▸ REQUIRED ACTION:
Here the whole listing must be retyped exactly, with no line omitted.

▸ DATA RECORDS:
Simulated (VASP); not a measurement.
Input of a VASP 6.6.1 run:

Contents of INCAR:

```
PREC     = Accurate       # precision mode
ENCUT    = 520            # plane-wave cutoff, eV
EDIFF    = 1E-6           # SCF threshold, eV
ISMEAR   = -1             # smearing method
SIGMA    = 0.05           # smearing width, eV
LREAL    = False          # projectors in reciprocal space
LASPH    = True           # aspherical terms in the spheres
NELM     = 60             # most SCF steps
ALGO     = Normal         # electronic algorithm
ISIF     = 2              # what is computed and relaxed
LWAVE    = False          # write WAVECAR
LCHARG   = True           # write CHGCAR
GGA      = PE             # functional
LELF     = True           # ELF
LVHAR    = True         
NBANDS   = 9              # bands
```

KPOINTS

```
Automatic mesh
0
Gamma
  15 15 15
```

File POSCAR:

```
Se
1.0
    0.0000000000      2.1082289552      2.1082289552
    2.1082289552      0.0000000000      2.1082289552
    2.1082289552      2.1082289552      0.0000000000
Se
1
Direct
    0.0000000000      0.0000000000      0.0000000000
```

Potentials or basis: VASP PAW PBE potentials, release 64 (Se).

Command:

▸ WRITTEN ANSWER:
Simulated (VASP); not a measurement.
Input of a VASP 6.6.1 run:

Contents of INCAR:

```
PREC     = Accurate       # precision mode
ENCUT    = 520            # plane-wave cutoff, eV
EDIFF    = 1E-6           # SCF threshold, eV
ISMEAR   = -1             # smearing method
SIGMA    = 0.05           # smearing width, eV
LREAL    = False          # projectors in reciprocal space
LASPH    = True           # aspherical terms in the spheres
NELM     = 60             # most SCF steps
ALGO     = Normal         # electronic algorithm
ISIF     = 2              # what is computed and relaxed
LWAVE    = False          # write WAVECAR
LCHARG   = True           # write CHGCAR
GGA      = PE             # functional
LELF     = True           # ELF
LVHAR    = True         
NBANDS   = 9              # bands
```

KPOINTS

```
Automatic mesh
0
Gamma
  15 15 15
```

File POSCAR:

```
Se
1.0
    0.0000000000      2.1082289552      2.1082289552
    2.1082289552      0.0000000000      2.1082289552
    2.1082289552      2.1082289552      0.0000000000
Se
1
Direct
    0.0000000000      0.0000000000      0.0000000000
```

Potentials or basis: VASP PAW PBE potentials, release 64 (Se).

Command:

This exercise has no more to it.